*Assigned task:* The records that follow must be printed exactly as they are.

*Information:*
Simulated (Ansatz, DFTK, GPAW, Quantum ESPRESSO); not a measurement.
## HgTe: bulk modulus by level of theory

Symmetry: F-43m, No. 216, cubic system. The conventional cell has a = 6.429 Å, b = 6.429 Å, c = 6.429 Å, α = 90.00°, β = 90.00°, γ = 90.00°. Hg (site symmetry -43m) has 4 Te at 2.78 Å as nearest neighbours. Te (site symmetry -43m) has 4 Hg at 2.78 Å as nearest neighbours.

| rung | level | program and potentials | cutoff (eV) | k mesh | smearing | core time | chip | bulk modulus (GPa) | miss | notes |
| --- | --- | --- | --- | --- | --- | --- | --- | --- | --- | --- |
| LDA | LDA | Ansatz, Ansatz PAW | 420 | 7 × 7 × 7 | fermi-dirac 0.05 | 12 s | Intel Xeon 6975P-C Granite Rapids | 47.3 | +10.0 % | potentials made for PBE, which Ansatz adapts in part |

*Response area:*
Simulated (Ansatz, DFTK, GPAW, Quantum ESPRESSO); not a measurement.
## HgTe: bulk modulus by level of theory

Symmetry: F-43m, No. 216, cubic system. The conventional cell has a = 6.429 Å, b = 6.429 Å, c = 6.429 Å, α = 90.00°, β = 90.00°, γ = 90.00°. Hg (site symmetry -43m) has 4 Te at 2.78 Å as nearest neighbours. Te (site symmetry -43m) has 4 Hg at 2.78 Å as nearest neighbours.

| rung | level | program and potentials | cutoff (eV) | k mesh | smearing | core time | chip | bulk modulus (GPa) | miss | notes |
| --- | --- | --- | --- | --- | --- | --- | --- | --- | --- | --- |
| LDA | LDA | Ansatz, Ansatz PAW | 420 | 7 × 7 × 7 | fermi-dirac 0.05 | 12 s | Intel Xeon 6975P-C Granite Rapids | 47.3 | +10.0 % | potentials made for PBE, which Ansatz adapts in part |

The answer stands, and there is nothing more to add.